• Brief:
Starting at the top of the entries below, set down every line exactly, please, until you reach the line with "Levels of theory: RCCSD", which is included too.

• Stored data:
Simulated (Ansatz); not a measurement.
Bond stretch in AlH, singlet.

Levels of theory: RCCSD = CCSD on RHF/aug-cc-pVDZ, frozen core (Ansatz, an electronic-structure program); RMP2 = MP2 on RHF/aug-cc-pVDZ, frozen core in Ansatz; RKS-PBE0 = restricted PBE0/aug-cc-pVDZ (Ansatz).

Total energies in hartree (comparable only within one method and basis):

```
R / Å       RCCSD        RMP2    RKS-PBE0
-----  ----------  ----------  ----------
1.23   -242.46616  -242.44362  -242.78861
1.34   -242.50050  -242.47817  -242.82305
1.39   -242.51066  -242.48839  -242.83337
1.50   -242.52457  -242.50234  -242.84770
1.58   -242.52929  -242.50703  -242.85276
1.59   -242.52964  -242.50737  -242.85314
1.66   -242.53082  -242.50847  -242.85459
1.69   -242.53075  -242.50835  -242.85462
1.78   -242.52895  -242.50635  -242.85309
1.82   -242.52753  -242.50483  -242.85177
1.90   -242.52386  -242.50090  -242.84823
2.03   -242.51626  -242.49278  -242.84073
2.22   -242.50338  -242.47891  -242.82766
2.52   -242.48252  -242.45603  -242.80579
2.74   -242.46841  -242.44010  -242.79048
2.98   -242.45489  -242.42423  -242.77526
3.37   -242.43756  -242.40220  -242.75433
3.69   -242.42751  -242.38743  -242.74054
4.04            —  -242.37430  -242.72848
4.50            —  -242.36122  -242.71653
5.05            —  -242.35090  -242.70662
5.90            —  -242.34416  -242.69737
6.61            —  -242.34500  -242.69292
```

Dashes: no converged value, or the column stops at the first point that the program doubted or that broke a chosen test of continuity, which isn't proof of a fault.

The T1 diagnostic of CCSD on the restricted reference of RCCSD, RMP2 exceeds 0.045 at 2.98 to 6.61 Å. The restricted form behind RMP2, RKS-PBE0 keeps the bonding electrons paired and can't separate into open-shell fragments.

• Exercise solution:
Simulated (Ansatz); not a measurement.
Bond stretch in AlH, singlet.

Levels of theory: RCCSD = CCSD on RHF/aug-cc-pVDZ, frozen core (Ansatz, an electronic-structure program); RMP2 = MP2 on RHF/aug-cc-pVDZ, frozen core in Ansatz; RKS-PBE0 = restricted PBE0/aug-cc-pVDZ (Ansatz).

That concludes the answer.